[Opening Data for analysis section]
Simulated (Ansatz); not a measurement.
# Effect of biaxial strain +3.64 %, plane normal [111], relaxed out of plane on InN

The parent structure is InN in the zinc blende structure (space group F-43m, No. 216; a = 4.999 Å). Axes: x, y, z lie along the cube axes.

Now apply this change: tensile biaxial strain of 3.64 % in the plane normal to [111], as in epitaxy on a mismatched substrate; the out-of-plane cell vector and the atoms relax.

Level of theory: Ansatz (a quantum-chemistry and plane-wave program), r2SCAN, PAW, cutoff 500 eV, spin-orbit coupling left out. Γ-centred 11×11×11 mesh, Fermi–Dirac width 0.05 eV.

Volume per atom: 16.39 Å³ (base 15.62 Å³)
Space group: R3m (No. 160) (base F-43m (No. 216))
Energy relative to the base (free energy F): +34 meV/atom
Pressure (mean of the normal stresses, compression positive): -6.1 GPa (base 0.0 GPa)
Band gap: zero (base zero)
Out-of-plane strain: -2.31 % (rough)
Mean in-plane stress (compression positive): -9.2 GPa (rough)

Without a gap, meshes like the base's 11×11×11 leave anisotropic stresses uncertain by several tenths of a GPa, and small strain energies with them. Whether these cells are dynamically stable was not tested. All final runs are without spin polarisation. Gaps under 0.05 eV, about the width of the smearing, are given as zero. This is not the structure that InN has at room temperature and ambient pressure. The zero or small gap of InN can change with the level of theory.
[Closing Data for analysis section]

## [Activity]
Your task is to restate, word for word, only those lines above that fall between the line holding "# Effect of" and the line holding "Mean in-plane stress", inclusive.

## [Worked solution]
# Effect of biaxial strain +3.64 %, plane normal [111], relaxed out of plane on InN

The parent structure is InN in the zinc blende structure (space group F-43m, No. 216; a = 4.999 Å). Axes: x, y, z lie along the cube axes.

Now apply this change: tensile biaxial strain of 3.64 % in the plane normal to [111], as in epitaxy on a mismatched substrate; the out-of-plane cell vector and the atoms relax.

Level of theory: Ansatz (a quantum-chemistry and plane-wave program), r2SCAN, PAW, cutoff 500 eV, spin-orbit coupling left out. Γ-centred 11×11×11 mesh, Fermi–Dirac width 0.05 eV.

Volume per atom: 16.39 Å³ (base 15.62 Å³)
Space group: R3m (No. 160) (base F-43m (No. 216))
Energy relative to the base (free energy F): +34 meV/atom
Pressure (mean of the normal stresses, compression positive): -6.1 GPa (base 0.0 GPa)
Band gap: zero (base zero)
Out-of-plane strain: -2.31 % (rough)
Mean in-plane stress (compression positive): -9.2 GPa (rough)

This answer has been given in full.